# [Requirement]
Give back exactly the lines of the material below, starting with the line with "State found: liquid." and going on through the line with "3.880 | 0.797 |".

# [Supplied entries]
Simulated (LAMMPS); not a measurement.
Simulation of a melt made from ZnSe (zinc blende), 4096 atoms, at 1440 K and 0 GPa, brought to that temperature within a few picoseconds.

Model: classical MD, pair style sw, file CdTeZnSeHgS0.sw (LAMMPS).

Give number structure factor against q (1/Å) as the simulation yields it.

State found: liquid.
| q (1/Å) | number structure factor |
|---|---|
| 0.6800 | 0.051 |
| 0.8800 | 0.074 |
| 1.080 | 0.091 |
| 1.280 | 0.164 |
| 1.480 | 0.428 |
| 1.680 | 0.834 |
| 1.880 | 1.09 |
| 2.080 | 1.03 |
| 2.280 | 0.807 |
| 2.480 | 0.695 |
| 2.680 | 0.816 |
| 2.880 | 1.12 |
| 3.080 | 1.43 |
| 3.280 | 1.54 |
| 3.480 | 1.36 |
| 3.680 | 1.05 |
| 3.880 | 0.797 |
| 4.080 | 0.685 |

# [Task result]
State found: liquid.
| q (1/Å) | number structure factor |
|---|---|
| 0.6800 | 0.051 |
| 0.8800 | 0.074 |
| 1.080 | 0.091 |
| 1.280 | 0.164 |
| 1.480 | 0.428 |
| 1.680 | 0.834 |
| 1.880 | 1.09 |
| 2.080 | 1.03 |
| 2.280 | 0.807 |
| 2.480 | 0.695 |
| 2.680 | 0.816 |
| 2.880 | 1.12 |
| 3.080 | 1.43 |
| 3.280 | 1.54 |
| 3.480 | 1.36 |
| 3.680 | 1.05 |
| 3.880 | 0.797 |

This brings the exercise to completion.